**** Material shown ****

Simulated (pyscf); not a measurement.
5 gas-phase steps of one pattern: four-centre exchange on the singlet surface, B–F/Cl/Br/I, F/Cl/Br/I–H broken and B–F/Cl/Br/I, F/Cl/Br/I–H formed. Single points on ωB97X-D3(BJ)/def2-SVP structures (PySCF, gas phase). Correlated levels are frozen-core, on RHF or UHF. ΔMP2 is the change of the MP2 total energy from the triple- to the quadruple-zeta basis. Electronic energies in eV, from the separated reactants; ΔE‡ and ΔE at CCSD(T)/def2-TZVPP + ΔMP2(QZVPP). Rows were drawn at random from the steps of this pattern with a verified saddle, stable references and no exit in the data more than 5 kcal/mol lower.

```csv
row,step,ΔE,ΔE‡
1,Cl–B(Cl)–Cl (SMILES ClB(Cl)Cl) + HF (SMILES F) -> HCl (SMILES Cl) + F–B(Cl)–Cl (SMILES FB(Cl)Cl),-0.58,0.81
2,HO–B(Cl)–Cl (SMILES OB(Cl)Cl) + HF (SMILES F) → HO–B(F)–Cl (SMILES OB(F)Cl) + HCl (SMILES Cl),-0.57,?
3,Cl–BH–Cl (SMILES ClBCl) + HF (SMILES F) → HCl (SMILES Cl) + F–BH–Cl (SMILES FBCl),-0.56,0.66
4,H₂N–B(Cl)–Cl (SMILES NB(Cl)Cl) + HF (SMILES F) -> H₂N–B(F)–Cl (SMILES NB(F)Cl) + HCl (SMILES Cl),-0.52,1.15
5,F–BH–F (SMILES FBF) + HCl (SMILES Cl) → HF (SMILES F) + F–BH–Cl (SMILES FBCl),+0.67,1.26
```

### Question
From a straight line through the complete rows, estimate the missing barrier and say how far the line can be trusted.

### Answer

****

**Work request**
Would you restate, word for word, every line of the listing from its first line through the line with "From a straight"?

**Exercise output**
Simulated (pyscf); not a measurement.
5 gas-phase steps of one pattern: four-centre exchange on the singlet surface, B–F/Cl/Br/I, F/Cl/Br/I–H broken and B–F/Cl/Br/I, F/Cl/Br/I–H formed. Single points on ωB97X-D3(BJ)/def2-SVP structures (PySCF, gas phase). Correlated levels are frozen-core, on RHF or UHF. ΔMP2 is the change of the MP2 total energy from the triple- to the quadruple-zeta basis. Electronic energies in eV, from the separated reactants; ΔE‡ and ΔE at CCSD(T)/def2-TZVPP + ΔMP2(QZVPP). Rows were drawn at random from the steps of this pattern with a verified saddle, stable references and no exit in the data more than 5 kcal/mol lower.

```csv
row,step,ΔE,ΔE‡
1,Cl–B(Cl)–Cl (SMILES ClB(Cl)Cl) + HF (SMILES F) -> HCl (SMILES Cl) + F–B(Cl)–Cl (SMILES FB(Cl)Cl),-0.58,0.81
2,HO–B(Cl)–Cl (SMILES OB(Cl)Cl) + HF (SMILES F) → HO–B(F)–Cl (SMILES OB(F)Cl) + HCl (SMILES Cl),-0.57,?
3,Cl–BH–Cl (SMILES ClBCl) + HF (SMILES F) → HCl (SMILES Cl) + F–BH–Cl (SMILES FBCl),-0.56,0.66
4,H₂N–B(Cl)–Cl (SMILES NB(Cl)Cl) + HF (SMILES F) -> H₂N–B(F)–Cl (SMILES NB(F)Cl) + HCl (SMILES Cl),-0.52,1.15
5,F–BH–F (SMILES FBF) + HCl (SMILES Cl) → HF (SMILES F) + F–BH–Cl (SMILES FBCl),+0.67,1.26
```

### Question
From a straight line through the complete rows, estimate the missing barrier and say how far the line can be trusted.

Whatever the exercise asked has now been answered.